Data extract:
________________________
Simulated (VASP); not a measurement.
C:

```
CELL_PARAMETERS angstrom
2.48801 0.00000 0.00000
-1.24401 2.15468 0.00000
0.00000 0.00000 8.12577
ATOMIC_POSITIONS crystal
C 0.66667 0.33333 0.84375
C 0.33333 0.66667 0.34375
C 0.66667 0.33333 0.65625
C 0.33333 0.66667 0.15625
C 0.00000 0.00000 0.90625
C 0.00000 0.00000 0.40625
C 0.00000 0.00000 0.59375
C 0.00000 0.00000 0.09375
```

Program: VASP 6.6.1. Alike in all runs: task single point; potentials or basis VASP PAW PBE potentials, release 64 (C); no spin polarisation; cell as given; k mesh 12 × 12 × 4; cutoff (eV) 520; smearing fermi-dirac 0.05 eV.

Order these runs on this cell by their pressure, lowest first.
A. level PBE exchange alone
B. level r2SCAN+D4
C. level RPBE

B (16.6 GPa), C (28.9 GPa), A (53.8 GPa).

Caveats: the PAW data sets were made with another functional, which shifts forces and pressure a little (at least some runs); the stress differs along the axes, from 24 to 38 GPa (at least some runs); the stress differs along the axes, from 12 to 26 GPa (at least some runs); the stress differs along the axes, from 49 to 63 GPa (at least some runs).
________________________

Assigned task: Copy every line of the data above, beginning with the first and ending with the line that contains "B (16.6 GPa), C (28.9 GPa), A (53.8 GPa).", and give nothing more.

Exercise output:
Simulated (VASP); not a measurement.
C:

```
CELL_PARAMETERS angstrom
2.48801 0.00000 0.00000
-1.24401 2.15468 0.00000
0.00000 0.00000 8.12577
ATOMIC_POSITIONS crystal
C 0.66667 0.33333 0.84375
C 0.33333 0.66667 0.34375
C 0.66667 0.33333 0.65625
C 0.33333 0.66667 0.15625
C 0.00000 0.00000 0.90625
C 0.00000 0.00000 0.40625
C 0.00000 0.00000 0.59375
C 0.00000 0.00000 0.09375
```

Program: VASP 6.6.1. Alike in all runs: task single point; potentials or basis VASP PAW PBE potentials, release 64 (C); no spin polarisation; cell as given; k mesh 12 × 12 × 4; cutoff (eV) 520; smearing fermi-dirac 0.05 eV.

Order these runs on this cell by their pressure, lowest first.
A. level PBE exchange alone
B. level r2SCAN+D4
C. level RPBE

B (16.6 GPa), C (28.9 GPa), A (53.8 GPa).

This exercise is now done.